******

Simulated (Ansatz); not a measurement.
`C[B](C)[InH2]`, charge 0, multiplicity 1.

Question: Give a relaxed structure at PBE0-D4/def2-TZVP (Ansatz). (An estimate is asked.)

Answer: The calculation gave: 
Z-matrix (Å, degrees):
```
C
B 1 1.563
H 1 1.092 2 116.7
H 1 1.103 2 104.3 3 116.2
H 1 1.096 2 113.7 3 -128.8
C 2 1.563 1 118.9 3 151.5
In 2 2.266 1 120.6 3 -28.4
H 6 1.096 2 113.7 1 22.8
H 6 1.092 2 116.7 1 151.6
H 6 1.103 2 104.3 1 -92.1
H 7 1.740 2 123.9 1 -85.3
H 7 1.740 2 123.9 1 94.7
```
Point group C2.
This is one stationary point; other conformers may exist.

******

# TASK ITEM
Only one span is wanted. It runs from the first line of the listing through the line with "Point group C2.", and each line must match exactly.

# RESPONSE BOX
Simulated (Ansatz); not a measurement.
`C[B](C)[InH2]`, charge 0, multiplicity 1.

Question: Give a relaxed structure at PBE0-D4/def2-TZVP (Ansatz). (An estimate is asked.)

Answer: The calculation gave: 
Z-matrix (Å, degrees):
```
C
B 1 1.563
H 1 1.092 2 116.7
H 1 1.103 2 104.3 3 116.2
H 1 1.096 2 113.7 3 -128.8
C 2 1.563 1 118.9 3 151.5
In 2 2.266 1 120.6 3 -28.4
H 6 1.096 2 113.7 1 22.8
H 6 1.092 2 116.7 1 151.6
H 6 1.103 2 104.3 1 -92.1
H 7 1.740 2 123.9 1 -85.3
H 7 1.740 2 123.9 1 94.7
```
Point group C2.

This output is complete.